:: Work instruction ::
Each line of the material must be returned exactly.

---+---

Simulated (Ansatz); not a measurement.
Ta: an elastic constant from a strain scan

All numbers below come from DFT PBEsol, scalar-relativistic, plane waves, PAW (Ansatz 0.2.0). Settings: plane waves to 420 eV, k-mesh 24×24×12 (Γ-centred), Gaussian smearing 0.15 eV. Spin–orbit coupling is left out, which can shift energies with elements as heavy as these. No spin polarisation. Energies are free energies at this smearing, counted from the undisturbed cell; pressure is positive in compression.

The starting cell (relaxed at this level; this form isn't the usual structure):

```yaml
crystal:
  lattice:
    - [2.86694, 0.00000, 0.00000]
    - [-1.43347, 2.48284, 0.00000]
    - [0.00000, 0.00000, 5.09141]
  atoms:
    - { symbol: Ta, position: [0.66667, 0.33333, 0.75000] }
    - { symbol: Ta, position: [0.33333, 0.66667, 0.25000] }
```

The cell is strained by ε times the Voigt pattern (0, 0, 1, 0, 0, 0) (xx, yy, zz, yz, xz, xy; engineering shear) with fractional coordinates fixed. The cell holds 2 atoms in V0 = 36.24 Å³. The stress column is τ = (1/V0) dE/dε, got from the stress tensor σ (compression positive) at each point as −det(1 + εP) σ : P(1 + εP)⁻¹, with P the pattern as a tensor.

---+---

:: Expected answer ::
Simulated (Ansatz); not a measurement.
Ta: an elastic constant from a strain scan

All numbers below come from DFT PBEsol, scalar-relativistic, plane waves, PAW (Ansatz 0.2.0). Settings: plane waves to 420 eV, k-mesh 24×24×12 (Γ-centred), Gaussian smearing 0.15 eV. Spin–orbit coupling is left out, which can shift energies with elements as heavy as these. No spin polarisation. Energies are free energies at this smearing, counted from the undisturbed cell; pressure is positive in compression.

The starting cell (relaxed at this level; this form isn't the usual structure):

```yaml
crystal:
  lattice:
    - [2.86694, 0.00000, 0.00000]
    - [-1.43347, 2.48284, 0.00000]
    - [0.00000, 0.00000, 5.09141]
  atoms:
    - { symbol: Ta, position: [0.66667, 0.33333, 0.75000] }
    - { symbol: Ta, position: [0.33333, 0.66667, 0.25000] }
```

The cell is strained by ε times the Voigt pattern (0, 0, 1, 0, 0, 0) (xx, yy, zz, yz, xz, xy; engineering shear) with fractional coordinates fixed. The cell holds 2 atoms in V0 = 36.24 Å³. The stress column is τ = (1/V0) dE/dε, got from the stress tensor σ (compression positive) at each point as −det(1 + εP) σ : P(1 + εP)⁻¹, with P the pattern as a tensor.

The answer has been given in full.